- Work task -
Below are lines of data, and only some are wanted. Please repeat exactly those from the line that has "29.2 | 3.95 |" through the line that has "What values belong".

START Supplied entries

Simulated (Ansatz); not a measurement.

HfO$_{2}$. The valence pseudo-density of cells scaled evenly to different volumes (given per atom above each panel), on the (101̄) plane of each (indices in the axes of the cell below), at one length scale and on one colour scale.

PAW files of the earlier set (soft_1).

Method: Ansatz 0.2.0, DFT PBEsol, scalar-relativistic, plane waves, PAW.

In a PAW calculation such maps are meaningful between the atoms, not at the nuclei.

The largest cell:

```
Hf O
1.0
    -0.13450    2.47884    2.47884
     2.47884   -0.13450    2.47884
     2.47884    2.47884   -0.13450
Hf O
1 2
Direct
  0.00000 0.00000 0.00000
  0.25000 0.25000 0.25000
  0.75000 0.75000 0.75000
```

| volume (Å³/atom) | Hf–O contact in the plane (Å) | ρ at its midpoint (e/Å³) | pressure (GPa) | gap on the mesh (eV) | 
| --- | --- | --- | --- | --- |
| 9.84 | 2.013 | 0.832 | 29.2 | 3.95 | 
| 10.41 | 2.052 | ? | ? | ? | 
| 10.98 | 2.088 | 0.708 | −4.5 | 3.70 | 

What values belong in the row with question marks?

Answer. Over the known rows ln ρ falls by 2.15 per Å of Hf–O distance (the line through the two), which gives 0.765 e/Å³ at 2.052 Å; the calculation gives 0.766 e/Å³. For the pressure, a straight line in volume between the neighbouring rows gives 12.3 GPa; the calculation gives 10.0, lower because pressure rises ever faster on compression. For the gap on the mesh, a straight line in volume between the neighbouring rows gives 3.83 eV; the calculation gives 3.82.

END Supplied entries

- Your solution -
| 9.84 | 2.013 | 0.832 | 29.2 | 3.95 | 
| 10.41 | 2.052 | ? | ? | ? | 
| 10.98 | 2.088 | 0.708 | −4.5 | 3.70 | 

What values belong in the row with question marks?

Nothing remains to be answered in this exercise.